++++ Information
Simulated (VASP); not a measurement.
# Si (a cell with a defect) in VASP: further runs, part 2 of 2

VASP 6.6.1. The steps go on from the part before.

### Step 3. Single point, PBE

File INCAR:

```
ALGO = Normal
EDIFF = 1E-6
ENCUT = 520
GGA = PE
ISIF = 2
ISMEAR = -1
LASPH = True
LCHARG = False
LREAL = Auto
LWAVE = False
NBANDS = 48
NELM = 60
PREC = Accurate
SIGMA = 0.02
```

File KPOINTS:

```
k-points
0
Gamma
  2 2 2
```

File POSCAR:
++++++++

Give back the data above, repeating every record exactly.

- _Expected answer_:
Simulated (VASP); not a measurement.
# Si (a cell with a defect) in VASP: further runs, part 2 of 2

VASP 6.6.1. The steps go on from the part before.

### Step 3. Single point, PBE

File INCAR:

```
ALGO = Normal
EDIFF = 1E-6
ENCUT = 520
GGA = PE
ISIF = 2
ISMEAR = -1
LASPH = True
LCHARG = False
LREAL = Auto
LWAVE = False
NBANDS = 48
NELM = 60
PREC = Accurate
SIGMA = 0.02
```

File KPOINTS:

```
k-points
0
Gamma
  2 2 2
```

File POSCAR:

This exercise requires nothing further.